Start of Data shown

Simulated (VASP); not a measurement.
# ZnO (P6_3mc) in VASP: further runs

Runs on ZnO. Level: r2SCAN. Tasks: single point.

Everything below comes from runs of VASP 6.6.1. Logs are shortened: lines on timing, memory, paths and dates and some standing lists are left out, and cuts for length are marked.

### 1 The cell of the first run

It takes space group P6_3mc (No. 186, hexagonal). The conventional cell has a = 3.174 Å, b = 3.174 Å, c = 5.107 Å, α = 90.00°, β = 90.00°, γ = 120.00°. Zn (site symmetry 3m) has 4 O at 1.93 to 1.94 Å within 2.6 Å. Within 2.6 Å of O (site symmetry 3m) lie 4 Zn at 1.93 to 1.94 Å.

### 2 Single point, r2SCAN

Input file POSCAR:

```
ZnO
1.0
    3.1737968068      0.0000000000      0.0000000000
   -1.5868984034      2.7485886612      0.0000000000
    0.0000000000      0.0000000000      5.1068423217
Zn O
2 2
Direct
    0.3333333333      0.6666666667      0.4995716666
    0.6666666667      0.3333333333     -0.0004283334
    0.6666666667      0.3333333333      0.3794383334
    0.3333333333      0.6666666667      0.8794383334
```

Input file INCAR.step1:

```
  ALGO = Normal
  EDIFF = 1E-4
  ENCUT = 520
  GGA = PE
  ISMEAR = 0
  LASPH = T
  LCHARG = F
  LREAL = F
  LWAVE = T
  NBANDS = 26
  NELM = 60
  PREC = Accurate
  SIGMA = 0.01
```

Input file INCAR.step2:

End of Data shown

* _Work instruction_
Copy verbatim, from the listing above, each line from the one containing "Runs on ZnO." down to the one containing "### 1 The cell of the first run", inclusive.

* _Expected answer_
Runs on ZnO. Level: r2SCAN. Tasks: single point.

Everything below comes from runs of VASP 6.6.1. Logs are shortened: lines on timing, memory, paths and dates and some standing lists are left out, and cuts for length are marked.

### 1 The cell of the first run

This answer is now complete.